EXERCISE → Nothing in the records may be left out or altered; reproduce them all exactly.

GIVEN INFORMATION →
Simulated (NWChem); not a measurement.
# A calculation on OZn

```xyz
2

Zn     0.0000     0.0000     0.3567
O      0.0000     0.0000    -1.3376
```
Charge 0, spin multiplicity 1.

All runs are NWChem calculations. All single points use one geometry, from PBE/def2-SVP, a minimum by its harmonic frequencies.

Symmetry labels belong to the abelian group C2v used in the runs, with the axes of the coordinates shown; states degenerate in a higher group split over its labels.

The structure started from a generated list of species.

ANSWER SECTION →
Simulated (NWChem); not a measurement.
# A calculation on OZn

```xyz
2

Zn     0.0000     0.0000     0.3567
O      0.0000     0.0000    -1.3376
```
Charge 0, spin multiplicity 1.

All runs are NWChem calculations. All single points use one geometry, from PBE/def2-SVP, a minimum by its harmonic frequencies.

Symmetry labels belong to the abelian group C2v used in the runs, with the axes of the coordinates shown; states degenerate in a higher group split over its labels.

The structure started from a generated list of species.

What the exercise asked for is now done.